■ Work task
Output, without any change, the listing below from its opening line up to and including the line with "phase p_1 = 1.820 rad".

■ Listed records
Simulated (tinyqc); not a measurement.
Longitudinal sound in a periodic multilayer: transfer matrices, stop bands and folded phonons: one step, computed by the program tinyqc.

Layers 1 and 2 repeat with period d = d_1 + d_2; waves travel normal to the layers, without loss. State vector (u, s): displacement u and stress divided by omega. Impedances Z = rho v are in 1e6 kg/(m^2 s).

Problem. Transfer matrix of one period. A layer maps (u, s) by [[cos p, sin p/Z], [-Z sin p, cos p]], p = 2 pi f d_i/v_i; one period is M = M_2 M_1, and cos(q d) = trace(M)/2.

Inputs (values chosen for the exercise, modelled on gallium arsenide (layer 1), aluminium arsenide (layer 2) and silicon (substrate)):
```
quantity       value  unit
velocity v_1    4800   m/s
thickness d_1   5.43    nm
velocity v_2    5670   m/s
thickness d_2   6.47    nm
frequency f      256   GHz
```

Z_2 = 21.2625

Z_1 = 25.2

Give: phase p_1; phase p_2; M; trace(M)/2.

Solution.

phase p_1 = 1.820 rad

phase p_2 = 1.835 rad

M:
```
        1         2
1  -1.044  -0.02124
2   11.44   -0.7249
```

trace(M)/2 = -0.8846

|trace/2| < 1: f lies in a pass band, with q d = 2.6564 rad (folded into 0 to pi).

■ Answer section
Simulated (tinyqc); not a measurement.
Longitudinal sound in a periodic multilayer: transfer matrices, stop bands and folded phonons: one step, computed by the program tinyqc.

Layers 1 and 2 repeat with period d = d_1 + d_2; waves travel normal to the layers, without loss. State vector (u, s): displacement u and stress divided by omega. Impedances Z = rho v are in 1e6 kg/(m^2 s).

Problem. Transfer matrix of one period. A layer maps (u, s) by [[cos p, sin p/Z], [-Z sin p, cos p]], p = 2 pi f d_i/v_i; one period is M = M_2 M_1, and cos(q d) = trace(M)/2.

Inputs (values chosen for the exercise, modelled on gallium arsenide (layer 1), aluminium arsenide (layer 2) and silicon (substrate)):
```
quantity       value  unit
velocity v_1    4800   m/s
thickness d_1   5.43    nm
velocity v_2    5670   m/s
thickness d_2   6.47    nm
frequency f      256   GHz
```

Z_2 = 21.2625

Z_1 = 25.2

Give: phase p_1; phase p_2; M; trace(M)/2.

Solution.

phase p_1 = 1.820 rad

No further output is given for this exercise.